• [Work task]: Beginning with the first line of the entries below, quote each line until you reach and include the line with "## 1. The structure".

++++ Data listing
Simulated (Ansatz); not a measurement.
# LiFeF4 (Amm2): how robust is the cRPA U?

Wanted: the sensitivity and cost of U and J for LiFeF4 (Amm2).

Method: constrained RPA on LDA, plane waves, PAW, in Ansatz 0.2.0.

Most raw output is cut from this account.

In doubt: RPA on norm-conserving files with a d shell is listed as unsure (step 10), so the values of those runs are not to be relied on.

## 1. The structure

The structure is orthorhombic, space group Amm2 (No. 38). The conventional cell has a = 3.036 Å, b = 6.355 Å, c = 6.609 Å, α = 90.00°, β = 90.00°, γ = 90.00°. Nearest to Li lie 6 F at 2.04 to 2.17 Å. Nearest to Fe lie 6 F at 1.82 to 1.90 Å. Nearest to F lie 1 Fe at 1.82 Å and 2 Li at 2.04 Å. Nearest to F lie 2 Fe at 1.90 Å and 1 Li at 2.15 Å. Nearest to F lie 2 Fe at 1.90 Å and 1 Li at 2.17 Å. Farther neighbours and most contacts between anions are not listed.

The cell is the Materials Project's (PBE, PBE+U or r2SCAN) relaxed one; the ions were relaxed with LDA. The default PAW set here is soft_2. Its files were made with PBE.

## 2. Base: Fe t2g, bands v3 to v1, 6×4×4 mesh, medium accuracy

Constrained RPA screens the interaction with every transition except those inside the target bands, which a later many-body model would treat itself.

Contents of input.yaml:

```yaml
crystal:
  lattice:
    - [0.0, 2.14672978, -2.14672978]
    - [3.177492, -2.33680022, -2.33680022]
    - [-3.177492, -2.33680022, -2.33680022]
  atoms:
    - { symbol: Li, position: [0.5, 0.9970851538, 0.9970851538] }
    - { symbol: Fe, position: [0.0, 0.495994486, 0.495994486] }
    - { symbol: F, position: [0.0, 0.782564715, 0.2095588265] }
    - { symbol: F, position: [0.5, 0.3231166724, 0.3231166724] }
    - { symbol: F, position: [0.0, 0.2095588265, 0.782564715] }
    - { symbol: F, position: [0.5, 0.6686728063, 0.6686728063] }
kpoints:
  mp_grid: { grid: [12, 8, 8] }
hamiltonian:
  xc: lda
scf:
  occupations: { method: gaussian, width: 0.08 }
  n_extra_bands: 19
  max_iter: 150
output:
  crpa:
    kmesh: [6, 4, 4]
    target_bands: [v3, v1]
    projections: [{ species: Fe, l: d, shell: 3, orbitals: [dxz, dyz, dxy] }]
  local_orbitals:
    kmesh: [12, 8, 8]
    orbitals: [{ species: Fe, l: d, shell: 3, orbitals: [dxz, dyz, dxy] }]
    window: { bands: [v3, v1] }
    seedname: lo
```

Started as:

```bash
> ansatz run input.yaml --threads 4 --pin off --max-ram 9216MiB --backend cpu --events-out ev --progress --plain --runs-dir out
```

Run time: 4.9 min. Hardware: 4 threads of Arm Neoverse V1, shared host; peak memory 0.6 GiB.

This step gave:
++++++++

• [Your response]:
Simulated (Ansatz); not a measurement.
# LiFeF4 (Amm2): how robust is the cRPA U?

Wanted: the sensitivity and cost of U and J for LiFeF4 (Amm2).

Method: constrained RPA on LDA, plane waves, PAW, in Ansatz 0.2.0.

Most raw output is cut from this account.

In doubt: RPA on norm-conserving files with a d shell is listed as unsure (step 10), so the values of those runs are not to be relied on.

## 1. The structure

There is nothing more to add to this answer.